→ EXERCISE DATA
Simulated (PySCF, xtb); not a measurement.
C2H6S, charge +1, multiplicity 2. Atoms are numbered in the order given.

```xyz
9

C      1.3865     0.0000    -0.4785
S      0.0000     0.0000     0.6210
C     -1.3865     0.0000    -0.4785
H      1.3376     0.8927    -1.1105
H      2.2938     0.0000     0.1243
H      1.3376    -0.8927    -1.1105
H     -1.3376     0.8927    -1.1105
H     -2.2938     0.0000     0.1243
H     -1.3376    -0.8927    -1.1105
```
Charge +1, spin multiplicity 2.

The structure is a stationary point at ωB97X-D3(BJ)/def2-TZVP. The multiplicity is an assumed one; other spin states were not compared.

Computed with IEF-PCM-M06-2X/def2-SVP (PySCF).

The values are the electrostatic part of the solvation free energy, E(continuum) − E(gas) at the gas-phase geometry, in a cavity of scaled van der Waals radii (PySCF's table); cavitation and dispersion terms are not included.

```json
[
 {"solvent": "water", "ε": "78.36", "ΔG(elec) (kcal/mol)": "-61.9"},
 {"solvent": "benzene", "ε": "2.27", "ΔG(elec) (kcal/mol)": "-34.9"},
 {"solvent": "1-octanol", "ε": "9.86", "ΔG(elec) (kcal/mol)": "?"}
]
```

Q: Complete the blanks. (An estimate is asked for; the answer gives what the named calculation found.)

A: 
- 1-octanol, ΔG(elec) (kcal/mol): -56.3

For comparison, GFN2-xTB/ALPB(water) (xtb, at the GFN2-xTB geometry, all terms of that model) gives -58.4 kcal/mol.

→ WORK ITEM
Your response should hold the lines from the first line of the entries above through the line with "Computed with IEF-PCM-M06-2X/def2-SVP", each retyped exactly, and nothing else.

→ WRITTEN ANSWER
Simulated (PySCF, xtb); not a measurement.
C2H6S, charge +1, multiplicity 2. Atoms are numbered in the order given.

```xyz
9

C      1.3865     0.0000    -0.4785
S      0.0000     0.0000     0.6210
C     -1.3865     0.0000    -0.4785
H      1.3376     0.8927    -1.1105
H      2.2938     0.0000     0.1243
H      1.3376    -0.8927    -1.1105
H     -1.3376     0.8927    -1.1105
H     -2.2938     0.0000     0.1243
H     -1.3376    -0.8927    -1.1105
```
Charge +1, spin multiplicity 2.

The structure is a stationary point at ωB97X-D3(BJ)/def2-TZVP. The multiplicity is an assumed one; other spin states were not compared.

Computed with IEF-PCM-M06-2X/def2-SVP (PySCF).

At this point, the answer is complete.